Work instruction: Write out each line of the entries exactly, starting at the first and finishing with the line that contains "(CH), -2.6 (CH2).".

+--

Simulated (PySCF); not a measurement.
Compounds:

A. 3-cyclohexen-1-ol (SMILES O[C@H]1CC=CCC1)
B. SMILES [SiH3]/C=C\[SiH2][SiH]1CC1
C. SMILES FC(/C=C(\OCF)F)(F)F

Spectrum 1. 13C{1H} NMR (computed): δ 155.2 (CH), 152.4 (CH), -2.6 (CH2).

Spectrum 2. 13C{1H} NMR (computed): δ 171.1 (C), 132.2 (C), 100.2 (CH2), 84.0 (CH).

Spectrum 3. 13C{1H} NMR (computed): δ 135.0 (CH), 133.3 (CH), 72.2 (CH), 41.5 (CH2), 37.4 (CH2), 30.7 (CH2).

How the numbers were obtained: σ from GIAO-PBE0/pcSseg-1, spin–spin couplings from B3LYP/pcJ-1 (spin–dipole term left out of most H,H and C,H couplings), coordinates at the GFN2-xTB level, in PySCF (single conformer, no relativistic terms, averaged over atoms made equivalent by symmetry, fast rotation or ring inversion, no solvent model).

+--

Result:
Simulated (PySCF); not a measurement.
Compounds:

A. 3-cyclohexen-1-ol (SMILES O[C@H]1CC=CCC1)
B. SMILES [SiH3]/C=C\[SiH2][SiH]1CC1
C. SMILES FC(/C=C(\OCF)F)(F)F

Spectrum 1. 13C{1H} NMR (computed): δ 155.2 (CH), 152.4 (CH), -2.6 (CH2).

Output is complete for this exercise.